:::::

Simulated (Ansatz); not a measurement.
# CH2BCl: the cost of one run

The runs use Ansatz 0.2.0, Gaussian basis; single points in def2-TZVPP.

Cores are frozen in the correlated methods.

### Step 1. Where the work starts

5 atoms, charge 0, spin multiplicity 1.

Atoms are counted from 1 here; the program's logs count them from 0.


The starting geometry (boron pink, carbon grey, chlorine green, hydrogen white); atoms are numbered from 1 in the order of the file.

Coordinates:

:::::

» Activity: Make an exact copy of all the data.

» Your solution:
Simulated (Ansatz); not a measurement.
# CH2BCl: the cost of one run

The runs use Ansatz 0.2.0, Gaussian basis; single points in def2-TZVPP.

Cores are frozen in the correlated methods.

### Step 1. Where the work starts

5 atoms, charge 0, spin multiplicity 1.

Atoms are counted from 1 here; the program's logs count them from 0.


The starting geometry (boron pink, carbon grey, chlorine green, hydrogen white); atoms are numbered from 1 in the order of the file.

Coordinates:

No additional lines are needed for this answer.